◆ Extracted information ◆
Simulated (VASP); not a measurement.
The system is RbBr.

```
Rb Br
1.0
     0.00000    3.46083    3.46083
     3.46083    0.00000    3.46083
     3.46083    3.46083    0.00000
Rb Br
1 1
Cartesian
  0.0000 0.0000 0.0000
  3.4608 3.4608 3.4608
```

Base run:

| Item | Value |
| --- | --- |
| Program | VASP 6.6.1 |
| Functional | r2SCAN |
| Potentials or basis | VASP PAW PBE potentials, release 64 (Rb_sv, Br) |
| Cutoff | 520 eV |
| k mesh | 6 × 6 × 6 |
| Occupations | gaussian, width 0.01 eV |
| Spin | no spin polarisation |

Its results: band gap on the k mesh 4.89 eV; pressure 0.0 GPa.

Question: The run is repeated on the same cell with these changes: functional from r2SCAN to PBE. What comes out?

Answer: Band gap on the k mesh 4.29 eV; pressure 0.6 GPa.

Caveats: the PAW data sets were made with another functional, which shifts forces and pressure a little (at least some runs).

◆ Brief ◆
All of the material above should be restated verbatim.

◆ Answer space ◆
Simulated (VASP); not a measurement.
The system is RbBr.

```
Rb Br
1.0
     0.00000    3.46083    3.46083
     3.46083    0.00000    3.46083
     3.46083    3.46083    0.00000
Rb Br
1 1
Cartesian
  0.0000 0.0000 0.0000
  3.4608 3.4608 3.4608
```

Base run:

| Item | Value |
| --- | --- |
| Program | VASP 6.6.1 |
| Functional | r2SCAN |
| Potentials or basis | VASP PAW PBE potentials, release 64 (Rb_sv, Br) |
| Cutoff | 520 eV |
| k mesh | 6 × 6 × 6 |
| Occupations | gaussian, width 0.01 eV |
| Spin | no spin polarisation |

Its results: band gap on the k mesh 4.89 eV; pressure 0.0 GPa.

Question: The run is repeated on the same cell with these changes: functional from r2SCAN to PBE. What comes out?

Answer: Band gap on the k mesh 4.29 eV; pressure 0.6 GPa.

Caveats: the PAW data sets were made with another functional, which shifts forces and pressure a little (at least some runs).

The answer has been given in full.